BEGIN

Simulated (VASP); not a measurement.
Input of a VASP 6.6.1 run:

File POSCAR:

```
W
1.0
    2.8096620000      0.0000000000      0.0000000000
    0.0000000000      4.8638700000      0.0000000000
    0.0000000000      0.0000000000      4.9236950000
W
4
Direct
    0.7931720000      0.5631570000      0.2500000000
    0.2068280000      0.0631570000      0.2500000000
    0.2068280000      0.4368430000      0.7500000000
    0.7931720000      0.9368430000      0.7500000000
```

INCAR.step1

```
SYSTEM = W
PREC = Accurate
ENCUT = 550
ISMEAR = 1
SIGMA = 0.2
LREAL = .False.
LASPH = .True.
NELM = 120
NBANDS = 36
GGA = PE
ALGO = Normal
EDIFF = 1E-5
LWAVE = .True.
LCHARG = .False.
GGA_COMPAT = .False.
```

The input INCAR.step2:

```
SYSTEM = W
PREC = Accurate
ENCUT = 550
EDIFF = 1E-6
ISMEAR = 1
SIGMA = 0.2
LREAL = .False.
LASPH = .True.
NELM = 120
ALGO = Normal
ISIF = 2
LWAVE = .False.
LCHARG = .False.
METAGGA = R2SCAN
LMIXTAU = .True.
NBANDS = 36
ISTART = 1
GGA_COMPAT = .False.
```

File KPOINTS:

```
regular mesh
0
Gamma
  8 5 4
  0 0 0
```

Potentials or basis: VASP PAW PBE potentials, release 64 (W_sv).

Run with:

END

Required action: Beginning with the first line of the entries, repeat each line exactly until you have reproduced the one containing "Potentials or basis: VASP", and add nothing further.

Reply:
Simulated (VASP); not a measurement.
Input of a VASP 6.6.1 run:

File POSCAR:

```
W
1.0
    2.8096620000      0.0000000000      0.0000000000
    0.0000000000      4.8638700000      0.0000000000
    0.0000000000      0.0000000000      4.9236950000
W
4
Direct
    0.7931720000      0.5631570000      0.2500000000
    0.2068280000      0.0631570000      0.2500000000
    0.2068280000      0.4368430000      0.7500000000
    0.7931720000      0.9368430000      0.7500000000
```

INCAR.step1

```
SYSTEM = W
PREC = Accurate
ENCUT = 550
ISMEAR = 1
SIGMA = 0.2
LREAL = .False.
LASPH = .True.
NELM = 120
NBANDS = 36
GGA = PE
ALGO = Normal
EDIFF = 1E-5
LWAVE = .True.
LCHARG = .False.
GGA_COMPAT = .False.
```

The input INCAR.step2:

```
SYSTEM = W
PREC = Accurate
ENCUT = 550
EDIFF = 1E-6
ISMEAR = 1
SIGMA = 0.2
LREAL = .False.
LASPH = .True.
NELM = 120
ALGO = Normal
ISIF = 2
LWAVE = .False.
LCHARG = .False.
METAGGA = R2SCAN
LMIXTAU = .True.
NBANDS = 36
ISTART = 1
GGA_COMPAT = .False.
```

File KPOINTS:

```
regular mesh
0
Gamma
  8 5 4
  0 0 0
```

Potentials or basis: VASP PAW PBE potentials, release 64 (W_sv).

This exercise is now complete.